++++++++++

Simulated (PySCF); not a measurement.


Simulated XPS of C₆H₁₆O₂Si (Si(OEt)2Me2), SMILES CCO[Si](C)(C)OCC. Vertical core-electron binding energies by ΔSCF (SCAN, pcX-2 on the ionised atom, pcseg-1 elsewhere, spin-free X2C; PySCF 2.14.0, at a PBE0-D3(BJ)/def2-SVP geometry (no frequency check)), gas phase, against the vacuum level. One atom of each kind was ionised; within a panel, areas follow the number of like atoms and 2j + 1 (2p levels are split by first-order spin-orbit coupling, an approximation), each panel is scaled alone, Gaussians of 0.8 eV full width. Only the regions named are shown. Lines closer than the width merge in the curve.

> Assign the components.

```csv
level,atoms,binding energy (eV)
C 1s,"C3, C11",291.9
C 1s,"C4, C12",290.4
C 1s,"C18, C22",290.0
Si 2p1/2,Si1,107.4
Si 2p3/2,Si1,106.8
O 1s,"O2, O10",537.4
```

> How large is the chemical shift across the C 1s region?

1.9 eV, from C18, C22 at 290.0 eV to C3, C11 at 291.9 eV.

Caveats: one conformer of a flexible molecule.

++++++++++

__Work request__: Return each line of the data exactly as it was given.

__Expected answer__:
Simulated (PySCF); not a measurement.


Simulated XPS of C₆H₁₆O₂Si (Si(OEt)2Me2), SMILES CCO[Si](C)(C)OCC. Vertical core-electron binding energies by ΔSCF (SCAN, pcX-2 on the ionised atom, pcseg-1 elsewhere, spin-free X2C; PySCF 2.14.0, at a PBE0-D3(BJ)/def2-SVP geometry (no frequency check)), gas phase, against the vacuum level. One atom of each kind was ionised; within a panel, areas follow the number of like atoms and 2j + 1 (2p levels are split by first-order spin-orbit coupling, an approximation), each panel is scaled alone, Gaussians of 0.8 eV full width. Only the regions named are shown. Lines closer than the width merge in the curve.

> Assign the components.

```csv
level,atoms,binding energy (eV)
C 1s,"C3, C11",291.9
C 1s,"C4, C12",290.4
C 1s,"C18, C22",290.0
Si 2p1/2,Si1,107.4
Si 2p3/2,Si1,106.8
O 1s,"O2, O10",537.4
```

> How large is the chemical shift across the C 1s region?

1.9 eV, from C18, C22 at 290.0 eV to C3, C11 at 291.9 eV.

Caveats: one conformer of a flexible molecule.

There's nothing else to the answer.